══ Material supplied

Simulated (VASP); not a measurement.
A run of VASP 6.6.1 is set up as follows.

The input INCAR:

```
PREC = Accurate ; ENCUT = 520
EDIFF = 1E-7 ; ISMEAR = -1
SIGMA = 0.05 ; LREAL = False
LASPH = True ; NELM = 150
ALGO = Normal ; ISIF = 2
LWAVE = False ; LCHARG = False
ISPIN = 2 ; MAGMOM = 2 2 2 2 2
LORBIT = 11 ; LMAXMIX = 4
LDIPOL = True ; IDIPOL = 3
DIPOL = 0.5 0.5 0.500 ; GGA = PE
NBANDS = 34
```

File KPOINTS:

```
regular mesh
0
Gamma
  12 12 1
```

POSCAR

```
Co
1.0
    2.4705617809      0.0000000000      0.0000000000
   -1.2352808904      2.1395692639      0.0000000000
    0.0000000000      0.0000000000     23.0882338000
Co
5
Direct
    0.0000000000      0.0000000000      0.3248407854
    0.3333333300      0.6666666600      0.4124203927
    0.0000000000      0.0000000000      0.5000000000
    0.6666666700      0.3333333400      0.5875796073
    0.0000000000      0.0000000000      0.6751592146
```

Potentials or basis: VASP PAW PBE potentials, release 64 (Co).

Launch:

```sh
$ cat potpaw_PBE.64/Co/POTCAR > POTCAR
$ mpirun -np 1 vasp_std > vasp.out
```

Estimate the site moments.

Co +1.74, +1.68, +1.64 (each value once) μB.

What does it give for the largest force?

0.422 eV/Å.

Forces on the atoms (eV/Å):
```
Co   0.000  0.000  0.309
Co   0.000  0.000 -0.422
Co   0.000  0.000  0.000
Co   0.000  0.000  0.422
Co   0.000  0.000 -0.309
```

════

Action item: In exact wording, restate the lines of the data above from the first through the one holding "Estimate the site moments.", and stop after that line.

Exercise response:
Simulated (VASP); not a measurement.
A run of VASP 6.6.1 is set up as follows.

The input INCAR:

```
PREC = Accurate ; ENCUT = 520
EDIFF = 1E-7 ; ISMEAR = -1
SIGMA = 0.05 ; LREAL = False
LASPH = True ; NELM = 150
ALGO = Normal ; ISIF = 2
LWAVE = False ; LCHARG = False
ISPIN = 2 ; MAGMOM = 2 2 2 2 2
LORBIT = 11 ; LMAXMIX = 4
LDIPOL = True ; IDIPOL = 3
DIPOL = 0.5 0.5 0.500 ; GGA = PE
NBANDS = 34
```

File KPOINTS:

```
regular mesh
0
Gamma
  12 12 1
```

POSCAR

```
Co
1.0
    2.4705617809      0.0000000000      0.0000000000
   -1.2352808904      2.1395692639      0.0000000000
    0.0000000000      0.0000000000     23.0882338000
Co
5
Direct
    0.0000000000      0.0000000000      0.3248407854
    0.3333333300      0.6666666600      0.4124203927
    0.0000000000      0.0000000000      0.5000000000
    0.6666666700      0.3333333400      0.5875796073
    0.0000000000      0.0000000000      0.6751592146
```

Potentials or basis: VASP PAW PBE potentials, release 64 (Co).

Launch:

```sh
$ cat potpaw_PBE.64/Co/POTCAR > POTCAR
$ mpirun -np 1 vasp_std > vasp.out
```

Estimate the site moments.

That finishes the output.